### Supplied information
=== Begin Enclosure ===
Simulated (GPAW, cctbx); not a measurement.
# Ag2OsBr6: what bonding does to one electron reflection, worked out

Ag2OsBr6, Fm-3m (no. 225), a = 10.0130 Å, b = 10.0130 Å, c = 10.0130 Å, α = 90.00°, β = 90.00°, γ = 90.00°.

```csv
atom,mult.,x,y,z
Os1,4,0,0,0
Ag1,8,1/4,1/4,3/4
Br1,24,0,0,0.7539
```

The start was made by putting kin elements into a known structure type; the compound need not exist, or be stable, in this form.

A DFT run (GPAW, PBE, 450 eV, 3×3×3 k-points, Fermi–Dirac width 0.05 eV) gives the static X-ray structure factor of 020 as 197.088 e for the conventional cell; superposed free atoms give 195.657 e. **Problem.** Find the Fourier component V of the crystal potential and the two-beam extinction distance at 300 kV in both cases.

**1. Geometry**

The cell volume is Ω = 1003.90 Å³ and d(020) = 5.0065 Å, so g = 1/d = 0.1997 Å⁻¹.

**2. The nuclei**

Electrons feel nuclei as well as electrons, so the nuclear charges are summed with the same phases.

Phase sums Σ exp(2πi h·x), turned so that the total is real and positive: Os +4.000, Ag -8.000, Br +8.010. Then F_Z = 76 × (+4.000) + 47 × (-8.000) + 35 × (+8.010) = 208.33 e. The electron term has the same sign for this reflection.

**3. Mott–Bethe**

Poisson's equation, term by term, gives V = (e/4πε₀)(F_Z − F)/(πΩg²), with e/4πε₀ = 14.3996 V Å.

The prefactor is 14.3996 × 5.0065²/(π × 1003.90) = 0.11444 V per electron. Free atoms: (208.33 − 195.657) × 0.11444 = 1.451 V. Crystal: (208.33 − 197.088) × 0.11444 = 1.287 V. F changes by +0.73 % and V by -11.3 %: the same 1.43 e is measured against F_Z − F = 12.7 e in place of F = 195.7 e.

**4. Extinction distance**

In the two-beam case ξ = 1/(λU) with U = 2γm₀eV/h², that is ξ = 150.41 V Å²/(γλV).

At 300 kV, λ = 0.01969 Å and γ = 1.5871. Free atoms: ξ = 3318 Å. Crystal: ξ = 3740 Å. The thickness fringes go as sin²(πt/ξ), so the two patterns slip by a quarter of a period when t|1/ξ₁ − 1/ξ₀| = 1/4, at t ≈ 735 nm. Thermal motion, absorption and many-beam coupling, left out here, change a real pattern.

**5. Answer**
=== End Enclosure ===

### Work order
Repeat the lines from the first one in the records through the line containing "The start was", exactly as written, and nothing else.

### Expected answer
Simulated (GPAW, cctbx); not a measurement.
# Ag2OsBr6: what bonding does to one electron reflection, worked out

Ag2OsBr6, Fm-3m (no. 225), a = 10.0130 Å, b = 10.0130 Å, c = 10.0130 Å, α = 90.00°, β = 90.00°, γ = 90.00°.

```csv
atom,mult.,x,y,z
Os1,4,0,0,0
Ag1,8,1/4,1/4,3/4
Br1,24,0,0,0.7539
```

The start was made by putting kin elements into a known structure type; the compound need not exist, or be stable, in this form.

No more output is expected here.